#### Entries supplied
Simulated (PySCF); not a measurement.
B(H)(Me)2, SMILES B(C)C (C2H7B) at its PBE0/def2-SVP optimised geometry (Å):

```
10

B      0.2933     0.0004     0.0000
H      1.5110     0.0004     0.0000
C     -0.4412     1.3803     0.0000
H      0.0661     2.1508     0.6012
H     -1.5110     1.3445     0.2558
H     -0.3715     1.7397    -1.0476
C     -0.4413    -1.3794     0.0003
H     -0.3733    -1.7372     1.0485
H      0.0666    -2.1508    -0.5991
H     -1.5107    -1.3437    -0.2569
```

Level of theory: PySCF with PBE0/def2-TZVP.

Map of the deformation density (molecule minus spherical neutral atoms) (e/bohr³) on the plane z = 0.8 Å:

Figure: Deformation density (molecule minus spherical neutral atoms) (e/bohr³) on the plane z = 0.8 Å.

#### Work instruction
Restate, please, word for word the span of records running from the first line to the line bearing "Map of the deformation", both included, and nothing outside it.

#### Exercise output
Simulated (PySCF); not a measurement.
B(H)(Me)2, SMILES B(C)C (C2H7B) at its PBE0/def2-SVP optimised geometry (Å):

```
10

B      0.2933     0.0004     0.0000
H      1.5110     0.0004     0.0000
C     -0.4412     1.3803     0.0000
H      0.0661     2.1508     0.6012
H     -1.5110     1.3445     0.2558
H     -0.3715     1.7397    -1.0476
C     -0.4413    -1.3794     0.0003
H     -0.3733    -1.7372     1.0485
H      0.0666    -2.1508    -0.5991
H     -1.5107    -1.3437    -0.2569
```

Level of theory: PySCF with PBE0/def2-TZVP.

Map of the deformation density (molecule minus spherical neutral atoms) (e/bohr³) on the plane z = 0.8 Å:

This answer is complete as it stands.